• Assignment:
Please print only the top portion of the entries below, ending with the line that contains "OSZICAR of a", exactly as written.

----- Material shown -----

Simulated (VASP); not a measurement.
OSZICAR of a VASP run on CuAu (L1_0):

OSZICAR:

-----

• Written answer:
Simulated (VASP); not a measurement.
OSZICAR of a VASP run on CuAu (L1_0):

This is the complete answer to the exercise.